◆ Recorded data:
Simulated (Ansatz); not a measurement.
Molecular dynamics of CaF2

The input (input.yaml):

◆ Work item: Nothing in the entries may change. Retype them all.

◆ Answer section:
Simulated (Ansatz); not a measurement.
Molecular dynamics of CaF2

The input (input.yaml):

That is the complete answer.